→ Required action
Your job is to write out each record exactly, leaving none out.

→ Information given
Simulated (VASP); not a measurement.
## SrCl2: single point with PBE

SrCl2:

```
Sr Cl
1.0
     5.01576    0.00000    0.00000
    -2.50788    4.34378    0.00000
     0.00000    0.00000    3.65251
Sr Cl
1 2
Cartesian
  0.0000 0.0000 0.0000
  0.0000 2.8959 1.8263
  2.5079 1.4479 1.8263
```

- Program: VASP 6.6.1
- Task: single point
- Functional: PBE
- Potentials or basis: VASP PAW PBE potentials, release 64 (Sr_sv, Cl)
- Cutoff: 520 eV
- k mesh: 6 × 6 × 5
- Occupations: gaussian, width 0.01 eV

→ Answer section
Simulated (VASP); not a measurement.
## SrCl2: single point with PBE

SrCl2:

```
Sr Cl
1.0
     5.01576    0.00000    0.00000
    -2.50788    4.34378    0.00000
     0.00000    0.00000    3.65251
Sr Cl
1 2
Cartesian
  0.0000 0.0000 0.0000
  0.0000 2.8959 1.8263
  2.5079 1.4479 1.8263
```

- Program: VASP 6.6.1
- Task: single point
- Functional: PBE
- Potentials or basis: VASP PAW PBE potentials, release 64 (Sr_sv, Cl)
- Cutoff: 520 eV
- k mesh: 6 × 6 × 5
- Occupations: gaussian, width 0.01 eV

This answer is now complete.